◆ **Work instruction**: In the listing that follows, the range to quote begins at the line that has "Task: Pick the" and ends after the line that has "(C) C[O][GeH]([OH])[OH]"; quote it verbatim and add nothing.

** Opening Supplied information block **
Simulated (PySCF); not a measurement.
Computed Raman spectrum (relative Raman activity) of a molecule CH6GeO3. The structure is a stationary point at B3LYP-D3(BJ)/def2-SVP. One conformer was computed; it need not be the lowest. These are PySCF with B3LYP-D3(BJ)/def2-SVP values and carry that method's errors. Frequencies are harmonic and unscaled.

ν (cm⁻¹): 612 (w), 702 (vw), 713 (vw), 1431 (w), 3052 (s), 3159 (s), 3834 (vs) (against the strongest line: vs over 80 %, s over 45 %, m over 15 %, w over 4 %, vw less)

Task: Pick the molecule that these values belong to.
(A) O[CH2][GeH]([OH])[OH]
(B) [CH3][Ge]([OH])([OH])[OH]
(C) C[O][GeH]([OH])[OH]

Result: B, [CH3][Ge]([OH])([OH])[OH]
** Closing Supplied information block **

◆ **Response area**:
Task: Pick the molecule that these values belong to.
(A) O[CH2][GeH]([OH])[OH]
(B) [CH3][Ge]([OH])([OH])[OH]
(C) C[O][GeH]([OH])[OH]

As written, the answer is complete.